* [Work instruction]: Can you quote, word for word, every line from the first line of the records below through the line containing "Substrate: p-type. Trap", and nothing else?

___

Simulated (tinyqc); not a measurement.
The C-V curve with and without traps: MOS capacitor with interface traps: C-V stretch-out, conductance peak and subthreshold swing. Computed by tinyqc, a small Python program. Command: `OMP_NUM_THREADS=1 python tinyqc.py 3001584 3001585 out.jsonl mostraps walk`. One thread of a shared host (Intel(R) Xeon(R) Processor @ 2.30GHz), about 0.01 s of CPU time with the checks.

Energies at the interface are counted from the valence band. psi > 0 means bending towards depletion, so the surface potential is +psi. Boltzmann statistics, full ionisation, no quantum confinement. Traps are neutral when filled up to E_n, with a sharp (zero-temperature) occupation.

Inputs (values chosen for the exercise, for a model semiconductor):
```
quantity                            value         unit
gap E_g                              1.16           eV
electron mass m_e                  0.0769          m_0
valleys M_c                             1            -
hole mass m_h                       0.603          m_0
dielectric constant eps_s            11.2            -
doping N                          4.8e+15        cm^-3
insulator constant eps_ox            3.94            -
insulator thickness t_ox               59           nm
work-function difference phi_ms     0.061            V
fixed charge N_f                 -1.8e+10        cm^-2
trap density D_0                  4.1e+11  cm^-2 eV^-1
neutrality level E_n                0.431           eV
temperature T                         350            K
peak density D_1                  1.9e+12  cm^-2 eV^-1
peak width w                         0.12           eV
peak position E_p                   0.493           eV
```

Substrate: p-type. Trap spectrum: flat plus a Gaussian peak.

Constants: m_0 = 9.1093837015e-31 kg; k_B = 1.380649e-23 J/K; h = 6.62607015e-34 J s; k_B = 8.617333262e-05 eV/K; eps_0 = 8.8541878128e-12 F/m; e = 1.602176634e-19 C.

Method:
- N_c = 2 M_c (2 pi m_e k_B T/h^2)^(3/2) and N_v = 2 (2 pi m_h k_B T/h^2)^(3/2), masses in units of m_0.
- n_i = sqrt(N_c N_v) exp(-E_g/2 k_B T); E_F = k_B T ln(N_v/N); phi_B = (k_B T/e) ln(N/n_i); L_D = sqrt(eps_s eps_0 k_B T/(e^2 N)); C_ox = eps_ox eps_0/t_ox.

___

* [Answer box]:
Simulated (tinyqc); not a measurement.
The C-V curve with and without traps: MOS capacitor with interface traps: C-V stretch-out, conductance peak and subthreshold swing. Computed by tinyqc, a small Python program. Command: `OMP_NUM_THREADS=1 python tinyqc.py 3001584 3001585 out.jsonl mostraps walk`. One thread of a shared host (Intel(R) Xeon(R) Processor @ 2.30GHz), about 0.01 s of CPU time with the checks.

Energies at the interface are counted from the valence band. psi > 0 means bending towards depletion, so the surface potential is +psi. Boltzmann statistics, full ionisation, no quantum confinement. Traps are neutral when filled up to E_n, with a sharp (zero-temperature) occupation.

Inputs (values chosen for the exercise, for a model semiconductor):
```
quantity                            value         unit
gap E_g                              1.16           eV
electron mass m_e                  0.0769          m_0
valleys M_c                             1            -
hole mass m_h                       0.603          m_0
dielectric constant eps_s            11.2            -
doping N                          4.8e+15        cm^-3
insulator constant eps_ox            3.94            -
insulator thickness t_ox               59           nm
work-function difference phi_ms     0.061            V
fixed charge N_f                 -1.8e+10        cm^-2
trap density D_0                  4.1e+11  cm^-2 eV^-1
neutrality level E_n                0.431           eV
temperature T                         350            K
peak density D_1                  1.9e+12  cm^-2 eV^-1
peak width w                         0.12           eV
peak position E_p                   0.493           eV
```

Substrate: p-type. Trap spectrum: flat plus a Gaussian peak.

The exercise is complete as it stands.